--- SUPPLIED INFORMATION Enclosed Below ---

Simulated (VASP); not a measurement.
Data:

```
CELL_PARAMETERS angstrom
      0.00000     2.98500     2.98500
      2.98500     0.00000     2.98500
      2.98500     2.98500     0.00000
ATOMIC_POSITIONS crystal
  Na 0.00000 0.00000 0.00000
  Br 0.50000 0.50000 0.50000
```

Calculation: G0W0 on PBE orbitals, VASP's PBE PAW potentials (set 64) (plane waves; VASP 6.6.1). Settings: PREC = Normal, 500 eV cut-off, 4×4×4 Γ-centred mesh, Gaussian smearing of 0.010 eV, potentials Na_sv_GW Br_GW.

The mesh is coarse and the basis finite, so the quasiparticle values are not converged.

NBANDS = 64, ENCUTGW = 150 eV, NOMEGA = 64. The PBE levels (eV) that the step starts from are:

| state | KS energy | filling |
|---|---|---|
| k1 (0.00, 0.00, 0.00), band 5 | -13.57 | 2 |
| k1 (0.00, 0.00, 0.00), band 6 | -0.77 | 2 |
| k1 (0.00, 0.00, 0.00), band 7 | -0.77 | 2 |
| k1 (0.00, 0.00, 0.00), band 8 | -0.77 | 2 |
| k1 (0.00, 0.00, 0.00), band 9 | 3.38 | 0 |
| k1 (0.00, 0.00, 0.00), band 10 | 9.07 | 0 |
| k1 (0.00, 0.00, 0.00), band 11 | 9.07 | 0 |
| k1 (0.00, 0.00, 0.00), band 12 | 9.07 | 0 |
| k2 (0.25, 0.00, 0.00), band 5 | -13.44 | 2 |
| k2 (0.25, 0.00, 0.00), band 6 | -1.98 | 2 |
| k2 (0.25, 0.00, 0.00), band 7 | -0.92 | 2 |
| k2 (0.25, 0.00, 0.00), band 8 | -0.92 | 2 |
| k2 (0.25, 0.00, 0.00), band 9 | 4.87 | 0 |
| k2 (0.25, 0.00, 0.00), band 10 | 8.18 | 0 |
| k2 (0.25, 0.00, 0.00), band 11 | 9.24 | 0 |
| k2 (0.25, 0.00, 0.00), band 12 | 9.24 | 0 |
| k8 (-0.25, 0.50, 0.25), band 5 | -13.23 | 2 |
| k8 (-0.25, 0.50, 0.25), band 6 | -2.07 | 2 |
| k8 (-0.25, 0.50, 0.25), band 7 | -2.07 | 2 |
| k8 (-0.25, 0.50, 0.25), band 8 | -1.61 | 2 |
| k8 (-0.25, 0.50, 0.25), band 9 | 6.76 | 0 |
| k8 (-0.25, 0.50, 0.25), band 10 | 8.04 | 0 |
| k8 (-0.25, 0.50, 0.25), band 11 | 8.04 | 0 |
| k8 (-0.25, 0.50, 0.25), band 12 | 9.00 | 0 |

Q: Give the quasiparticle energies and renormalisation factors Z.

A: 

--- End of Enclosed SUPPLIED INFORMATION ---

* [WORK INSTRUCTION]:
Above are the records; from them, give again exactly the lines from the one containing "7 | -2.07 | 2 |" through the one containing "Q: Give the", both included.

* [EXPECTED ANSWER]:
| k8 (-0.25, 0.50, 0.25), band 7 | -2.07 | 2 |
| k8 (-0.25, 0.50, 0.25), band 8 | -1.61 | 2 |
| k8 (-0.25, 0.50, 0.25), band 9 | 6.76 | 0 |
| k8 (-0.25, 0.50, 0.25), band 10 | 8.04 | 0 |
| k8 (-0.25, 0.50, 0.25), band 11 | 8.04 | 0 |
| k8 (-0.25, 0.50, 0.25), band 12 | 9.00 | 0 |

Q: Give the quasiparticle energies and renormalisation factors Z.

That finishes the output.